Task item: Reproduce all of the material, keeping each line intact.

Data under study:
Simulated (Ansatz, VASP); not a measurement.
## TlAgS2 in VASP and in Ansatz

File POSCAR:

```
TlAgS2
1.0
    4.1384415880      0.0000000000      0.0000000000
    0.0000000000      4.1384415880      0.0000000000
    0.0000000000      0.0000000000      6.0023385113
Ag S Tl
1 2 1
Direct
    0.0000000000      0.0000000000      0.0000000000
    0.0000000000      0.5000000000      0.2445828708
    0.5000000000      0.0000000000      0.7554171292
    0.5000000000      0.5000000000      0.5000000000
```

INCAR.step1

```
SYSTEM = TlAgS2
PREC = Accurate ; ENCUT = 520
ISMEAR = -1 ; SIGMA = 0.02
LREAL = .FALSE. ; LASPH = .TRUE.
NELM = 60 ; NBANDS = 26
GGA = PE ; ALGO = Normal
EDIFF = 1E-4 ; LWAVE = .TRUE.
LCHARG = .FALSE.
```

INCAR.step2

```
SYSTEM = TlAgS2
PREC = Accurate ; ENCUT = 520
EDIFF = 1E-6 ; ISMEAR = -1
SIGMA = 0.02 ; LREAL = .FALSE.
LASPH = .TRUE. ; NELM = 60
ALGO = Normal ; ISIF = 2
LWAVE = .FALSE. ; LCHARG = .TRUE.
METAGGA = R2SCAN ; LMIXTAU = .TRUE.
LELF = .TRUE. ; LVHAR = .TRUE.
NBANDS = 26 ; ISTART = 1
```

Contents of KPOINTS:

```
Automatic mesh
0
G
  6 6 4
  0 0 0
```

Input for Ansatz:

Exercise result:
Simulated (Ansatz, VASP); not a measurement.
## TlAgS2 in VASP and in Ansatz

File POSCAR:

```
TlAgS2
1.0
    4.1384415880      0.0000000000      0.0000000000
    0.0000000000      4.1384415880      0.0000000000
    0.0000000000      0.0000000000      6.0023385113
Ag S Tl
1 2 1
Direct
    0.0000000000      0.0000000000      0.0000000000
    0.0000000000      0.5000000000      0.2445828708
    0.5000000000      0.0000000000      0.7554171292
    0.5000000000      0.5000000000      0.5000000000
```

INCAR.step1

```
SYSTEM = TlAgS2
PREC = Accurate ; ENCUT = 520
ISMEAR = -1 ; SIGMA = 0.02
LREAL = .FALSE. ; LASPH = .TRUE.
NELM = 60 ; NBANDS = 26
GGA = PE ; ALGO = Normal
EDIFF = 1E-4 ; LWAVE = .TRUE.
LCHARG = .FALSE.
```

INCAR.step2

```
SYSTEM = TlAgS2
PREC = Accurate ; ENCUT = 520
EDIFF = 1E-6 ; ISMEAR = -1
SIGMA = 0.02 ; LREAL = .FALSE.
LASPH = .TRUE. ; NELM = 60
ALGO = Normal ; ISIF = 2
LWAVE = .FALSE. ; LCHARG = .TRUE.
METAGGA = R2SCAN ; LMIXTAU = .TRUE.
LELF = .TRUE. ; LVHAR = .TRUE.
NBANDS = 26 ; ISTART = 1
```

Contents of KPOINTS:

```
Automatic mesh
0
G
  6 6 4
  0 0 0
```

Input for Ansatz:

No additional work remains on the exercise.